## Dataset
*****
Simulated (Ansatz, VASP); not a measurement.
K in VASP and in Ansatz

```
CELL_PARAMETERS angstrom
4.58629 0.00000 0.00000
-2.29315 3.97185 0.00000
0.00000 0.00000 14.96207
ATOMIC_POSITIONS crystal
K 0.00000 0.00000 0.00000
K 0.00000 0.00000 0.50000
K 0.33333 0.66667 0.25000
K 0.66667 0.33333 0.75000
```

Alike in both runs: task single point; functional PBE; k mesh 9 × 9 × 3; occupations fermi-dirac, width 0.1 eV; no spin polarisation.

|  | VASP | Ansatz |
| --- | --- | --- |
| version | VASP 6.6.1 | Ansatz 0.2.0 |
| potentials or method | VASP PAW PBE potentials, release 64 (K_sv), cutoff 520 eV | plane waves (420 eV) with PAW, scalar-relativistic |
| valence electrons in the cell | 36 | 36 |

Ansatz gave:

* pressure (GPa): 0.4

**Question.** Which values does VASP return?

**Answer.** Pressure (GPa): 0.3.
*****

Each line in the entries above, starting at the line with "pressure (GPa): 0.4" and ending at the line with "does VASP return?", is to be printed exactly, and only those lines.

* pressure (GPa): 0.4

**Question.** Which values does VASP return?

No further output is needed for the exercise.